■ ENTRIES PROVIDED:
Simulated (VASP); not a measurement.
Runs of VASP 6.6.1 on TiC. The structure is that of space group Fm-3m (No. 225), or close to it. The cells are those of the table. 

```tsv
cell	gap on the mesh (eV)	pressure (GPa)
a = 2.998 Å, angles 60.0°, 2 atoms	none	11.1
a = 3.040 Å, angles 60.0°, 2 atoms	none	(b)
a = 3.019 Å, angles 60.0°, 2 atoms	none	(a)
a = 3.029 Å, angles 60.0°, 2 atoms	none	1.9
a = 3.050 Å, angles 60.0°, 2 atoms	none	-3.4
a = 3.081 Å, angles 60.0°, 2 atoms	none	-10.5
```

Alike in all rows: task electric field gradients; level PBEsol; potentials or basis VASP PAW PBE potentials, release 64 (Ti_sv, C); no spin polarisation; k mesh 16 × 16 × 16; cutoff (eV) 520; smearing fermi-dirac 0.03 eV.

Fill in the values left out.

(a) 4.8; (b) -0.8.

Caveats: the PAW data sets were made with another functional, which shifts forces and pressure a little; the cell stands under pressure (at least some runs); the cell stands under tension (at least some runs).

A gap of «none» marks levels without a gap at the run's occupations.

■ ACTION ITEM: In full and word for word, repeat the records.

■ ANSWER SPACE:
Simulated (VASP); not a measurement.
Runs of VASP 6.6.1 on TiC. The structure is that of space group Fm-3m (No. 225), or close to it. The cells are those of the table. 

```tsv
cell	gap on the mesh (eV)	pressure (GPa)
a = 2.998 Å, angles 60.0°, 2 atoms	none	11.1
a = 3.040 Å, angles 60.0°, 2 atoms	none	(b)
a = 3.019 Å, angles 60.0°, 2 atoms	none	(a)
a = 3.029 Å, angles 60.0°, 2 atoms	none	1.9
a = 3.050 Å, angles 60.0°, 2 atoms	none	-3.4
a = 3.081 Å, angles 60.0°, 2 atoms	none	-10.5
```

Alike in all rows: task electric field gradients; level PBEsol; potentials or basis VASP PAW PBE potentials, release 64 (Ti_sv, C); no spin polarisation; k mesh 16 × 16 × 16; cutoff (eV) 520; smearing fermi-dirac 0.03 eV.

Fill in the values left out.

(a) 4.8; (b) -0.8.

Caveats: the PAW data sets were made with another functional, which shifts forces and pressure a little; the cell stands under pressure (at least some runs); the cell stands under tension (at least some runs).

A gap of «none» marks levels without a gap at the run's occupations.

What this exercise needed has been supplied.